▶ _Assignment_: Write out all of the listing exactly. Add nothing to it.

━━━━━━━━━━━━━━━━

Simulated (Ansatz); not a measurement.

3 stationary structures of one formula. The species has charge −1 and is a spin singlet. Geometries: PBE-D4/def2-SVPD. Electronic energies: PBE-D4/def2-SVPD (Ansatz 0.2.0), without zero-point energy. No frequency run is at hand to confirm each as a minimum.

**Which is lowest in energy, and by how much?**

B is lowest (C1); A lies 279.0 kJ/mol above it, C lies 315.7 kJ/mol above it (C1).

━━━━━━━━━━━━━━━━

▶ _Answer section_:
Simulated (Ansatz); not a measurement.

3 stationary structures of one formula. The species has charge −1 and is a spin singlet. Geometries: PBE-D4/def2-SVPD. Electronic energies: PBE-D4/def2-SVPD (Ansatz 0.2.0), without zero-point energy. No frequency run is at hand to confirm each as a minimum.

**Which is lowest in energy, and by how much?**

B is lowest (C1); A lies 279.0 kJ/mol above it, C lies 315.7 kJ/mol above it (C1).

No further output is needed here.